■ EXERCISE:
Take the listing and give it again exactly, from its first line to its last line.

--- START ---
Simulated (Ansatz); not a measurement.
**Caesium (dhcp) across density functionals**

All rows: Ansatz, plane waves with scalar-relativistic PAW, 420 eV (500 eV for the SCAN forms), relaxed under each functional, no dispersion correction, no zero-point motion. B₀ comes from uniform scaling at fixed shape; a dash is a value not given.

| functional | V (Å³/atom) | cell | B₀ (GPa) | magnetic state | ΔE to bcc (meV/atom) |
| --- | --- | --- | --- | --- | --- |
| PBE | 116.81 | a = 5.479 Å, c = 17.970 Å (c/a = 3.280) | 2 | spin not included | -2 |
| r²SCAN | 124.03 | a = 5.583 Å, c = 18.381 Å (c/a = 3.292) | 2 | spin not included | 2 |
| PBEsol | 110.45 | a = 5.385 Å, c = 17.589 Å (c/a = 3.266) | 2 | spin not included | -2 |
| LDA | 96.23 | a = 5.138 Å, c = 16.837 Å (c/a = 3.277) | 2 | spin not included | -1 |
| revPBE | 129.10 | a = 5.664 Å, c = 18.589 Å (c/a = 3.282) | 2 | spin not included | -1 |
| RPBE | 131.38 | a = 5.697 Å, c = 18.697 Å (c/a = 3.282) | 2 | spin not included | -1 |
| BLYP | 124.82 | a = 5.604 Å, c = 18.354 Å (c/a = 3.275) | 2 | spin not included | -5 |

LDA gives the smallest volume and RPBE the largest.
--- END ---

■ ANSWER BOX:
Simulated (Ansatz); not a measurement.
**Caesium (dhcp) across density functionals**

All rows: Ansatz, plane waves with scalar-relativistic PAW, 420 eV (500 eV for the SCAN forms), relaxed under each functional, no dispersion correction, no zero-point motion. B₀ comes from uniform scaling at fixed shape; a dash is a value not given.

| functional | V (Å³/atom) | cell | B₀ (GPa) | magnetic state | ΔE to bcc (meV/atom) |
| --- | --- | --- | --- | --- | --- |
| PBE | 116.81 | a = 5.479 Å, c = 17.970 Å (c/a = 3.280) | 2 | spin not included | -2 |
| r²SCAN | 124.03 | a = 5.583 Å, c = 18.381 Å (c/a = 3.292) | 2 | spin not included | 2 |
| PBEsol | 110.45 | a = 5.385 Å, c = 17.589 Å (c/a = 3.266) | 2 | spin not included | -2 |
| LDA | 96.23 | a = 5.138 Å, c = 16.837 Å (c/a = 3.277) | 2 | spin not included | -1 |
| revPBE | 129.10 | a = 5.664 Å, c = 18.589 Å (c/a = 3.282) | 2 | spin not included | -1 |
| RPBE | 131.38 | a = 5.697 Å, c = 18.697 Å (c/a = 3.282) | 2 | spin not included | -1 |
| BLYP | 124.82 | a = 5.604 Å, c = 18.354 Å (c/a = 3.275) | 2 | spin not included | -5 |

LDA gives the smallest volume and RPBE the largest.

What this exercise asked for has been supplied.